● ● ●

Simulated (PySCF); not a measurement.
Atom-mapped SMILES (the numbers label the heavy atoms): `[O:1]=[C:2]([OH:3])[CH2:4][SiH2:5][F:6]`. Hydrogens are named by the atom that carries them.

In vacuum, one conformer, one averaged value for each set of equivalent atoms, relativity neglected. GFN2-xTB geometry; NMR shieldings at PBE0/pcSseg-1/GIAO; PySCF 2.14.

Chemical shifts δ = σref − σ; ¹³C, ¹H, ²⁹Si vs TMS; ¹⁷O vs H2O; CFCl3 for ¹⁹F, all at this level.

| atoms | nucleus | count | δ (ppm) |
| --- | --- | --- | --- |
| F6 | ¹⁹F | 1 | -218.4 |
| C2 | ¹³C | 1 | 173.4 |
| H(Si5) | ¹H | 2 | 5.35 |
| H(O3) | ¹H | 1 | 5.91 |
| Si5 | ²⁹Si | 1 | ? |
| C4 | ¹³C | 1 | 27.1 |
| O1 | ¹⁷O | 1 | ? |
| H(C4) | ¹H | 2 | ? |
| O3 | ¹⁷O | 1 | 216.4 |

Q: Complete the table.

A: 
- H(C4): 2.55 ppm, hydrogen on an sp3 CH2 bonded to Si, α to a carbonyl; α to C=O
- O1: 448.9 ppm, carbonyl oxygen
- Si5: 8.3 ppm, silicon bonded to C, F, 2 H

● ● ●

BRIEF: Every entry should be printed again exactly as written.

SOLUTION:
Simulated (PySCF); not a measurement.
Atom-mapped SMILES (the numbers label the heavy atoms): `[O:1]=[C:2]([OH:3])[CH2:4][SiH2:5][F:6]`. Hydrogens are named by the atom that carries them.

In vacuum, one conformer, one averaged value for each set of equivalent atoms, relativity neglected. GFN2-xTB geometry; NMR shieldings at PBE0/pcSseg-1/GIAO; PySCF 2.14.

Chemical shifts δ = σref − σ; ¹³C, ¹H, ²⁹Si vs TMS; ¹⁷O vs H2O; CFCl3 for ¹⁹F, all at this level.

| atoms | nucleus | count | δ (ppm) |
| --- | --- | --- | --- |
| F6 | ¹⁹F | 1 | -218.4 |
| C2 | ¹³C | 1 | 173.4 |
| H(Si5) | ¹H | 2 | 5.35 |
| H(O3) | ¹H | 1 | 5.91 |
| Si5 | ²⁹Si | 1 | ? |
| C4 | ¹³C | 1 | 27.1 |
| O1 | ¹⁷O | 1 | ? |
| H(C4) | ¹H | 2 | ? |
| O3 | ¹⁷O | 1 | 216.4 |

Q: Complete the table.

A: 
- H(C4): 2.55 ppm, hydrogen on an sp3 CH2 bonded to Si, α to a carbonyl; α to C=O
- O1: 448.9 ppm, carbonyl oxygen
- Si5: 8.3 ppm, silicon bonded to C, F, 2 H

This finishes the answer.